# Task item
Could each entry below be printed again exactly as given?

(Extracted information Opens)
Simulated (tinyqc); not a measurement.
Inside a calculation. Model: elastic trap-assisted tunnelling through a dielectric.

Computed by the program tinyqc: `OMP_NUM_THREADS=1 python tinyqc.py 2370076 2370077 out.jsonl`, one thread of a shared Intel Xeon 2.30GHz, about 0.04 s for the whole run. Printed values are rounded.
(Extracted information Closes)

# Response area
Simulated (tinyqc); not a measurement.
Inside a calculation. Model: elastic trap-assisted tunnelling through a dielectric.

Computed by the program tinyqc: `OMP_NUM_THREADS=1 python tinyqc.py 2370076 2370077 out.jsonl`, one thread of a shared Intel Xeon 2.30GHz, about 0.04 s for the whole run. Printed values are rounded.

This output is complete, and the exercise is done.